Exercise = The records under this task must be duplicated exactly.

BEGIN Data for review
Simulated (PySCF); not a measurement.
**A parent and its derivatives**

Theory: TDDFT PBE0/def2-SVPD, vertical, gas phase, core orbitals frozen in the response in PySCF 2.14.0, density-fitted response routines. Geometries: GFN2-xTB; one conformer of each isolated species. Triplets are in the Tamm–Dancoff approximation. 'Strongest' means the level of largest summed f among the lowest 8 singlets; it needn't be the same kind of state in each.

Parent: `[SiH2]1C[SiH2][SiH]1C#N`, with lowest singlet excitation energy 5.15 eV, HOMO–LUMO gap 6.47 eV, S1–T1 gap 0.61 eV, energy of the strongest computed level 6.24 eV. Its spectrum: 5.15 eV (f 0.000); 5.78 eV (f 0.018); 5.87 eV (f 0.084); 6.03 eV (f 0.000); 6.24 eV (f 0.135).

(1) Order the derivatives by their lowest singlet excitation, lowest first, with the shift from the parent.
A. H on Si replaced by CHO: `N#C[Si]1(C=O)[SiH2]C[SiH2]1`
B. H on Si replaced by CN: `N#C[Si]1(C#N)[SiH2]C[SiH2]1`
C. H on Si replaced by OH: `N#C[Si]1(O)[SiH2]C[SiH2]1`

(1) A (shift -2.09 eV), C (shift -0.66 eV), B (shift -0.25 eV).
END Data for review

Response box =
Simulated (PySCF); not a measurement.
**A parent and its derivatives**

Theory: TDDFT PBE0/def2-SVPD, vertical, gas phase, core orbitals frozen in the response in PySCF 2.14.0, density-fitted response routines. Geometries: GFN2-xTB; one conformer of each isolated species. Triplets are in the Tamm–Dancoff approximation. 'Strongest' means the level of largest summed f among the lowest 8 singlets; it needn't be the same kind of state in each.

Parent: `[SiH2]1C[SiH2][SiH]1C#N`, with lowest singlet excitation energy 5.15 eV, HOMO–LUMO gap 6.47 eV, S1–T1 gap 0.61 eV, energy of the strongest computed level 6.24 eV. Its spectrum: 5.15 eV (f 0.000); 5.78 eV (f 0.018); 5.87 eV (f 0.084); 6.03 eV (f 0.000); 6.24 eV (f 0.135).

(1) Order the derivatives by their lowest singlet excitation, lowest first, with the shift from the parent.
A. H on Si replaced by CHO: `N#C[Si]1(C=O)[SiH2]C[SiH2]1`
B. H on Si replaced by CN: `N#C[Si]1(C#N)[SiH2]C[SiH2]1`
C. H on Si replaced by OH: `N#C[Si]1(O)[SiH2]C[SiH2]1`

(1) A (shift -2.09 eV), C (shift -0.66 eV), B (shift -0.25 eV).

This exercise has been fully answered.